## [Brief]
Each record should be given back exactly, with none missing.

########

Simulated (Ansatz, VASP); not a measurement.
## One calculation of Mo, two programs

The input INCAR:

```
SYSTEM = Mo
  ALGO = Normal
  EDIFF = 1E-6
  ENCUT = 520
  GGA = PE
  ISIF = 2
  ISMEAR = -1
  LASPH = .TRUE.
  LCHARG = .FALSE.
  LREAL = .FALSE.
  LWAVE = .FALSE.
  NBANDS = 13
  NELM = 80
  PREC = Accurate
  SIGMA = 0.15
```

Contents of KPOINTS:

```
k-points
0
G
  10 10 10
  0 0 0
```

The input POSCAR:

########

## [Your solution]
Simulated (Ansatz, VASP); not a measurement.
## One calculation of Mo, two programs

The input INCAR:

```
SYSTEM = Mo
  ALGO = Normal
  EDIFF = 1E-6
  ENCUT = 520
  GGA = PE
  ISIF = 2
  ISMEAR = -1
  LASPH = .TRUE.
  LCHARG = .FALSE.
  LREAL = .FALSE.
  LWAVE = .FALSE.
  NBANDS = 13
  NELM = 80
  PREC = Accurate
  SIGMA = 0.15
```

Contents of KPOINTS:

```
k-points
0
G
  10 10 10
  0 0 0
```

The input POSCAR:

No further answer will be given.